Your reply should be the complete data, reproduced exactly.

=====

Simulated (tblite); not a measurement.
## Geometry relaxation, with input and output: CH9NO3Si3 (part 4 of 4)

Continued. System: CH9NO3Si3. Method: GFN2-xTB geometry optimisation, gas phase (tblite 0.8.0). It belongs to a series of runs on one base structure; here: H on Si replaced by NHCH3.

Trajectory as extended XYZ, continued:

=====

**Written answer**
Simulated (tblite); not a measurement.
## Geometry relaxation, with input and output: CH9NO3Si3 (part 4 of 4)

Continued. System: CH9NO3Si3. Method: GFN2-xTB geometry optimisation, gas phase (tblite 0.8.0). It belongs to a series of runs on one base structure; here: H on Si replaced by NHCH3.

Trajectory as extended XYZ, continued:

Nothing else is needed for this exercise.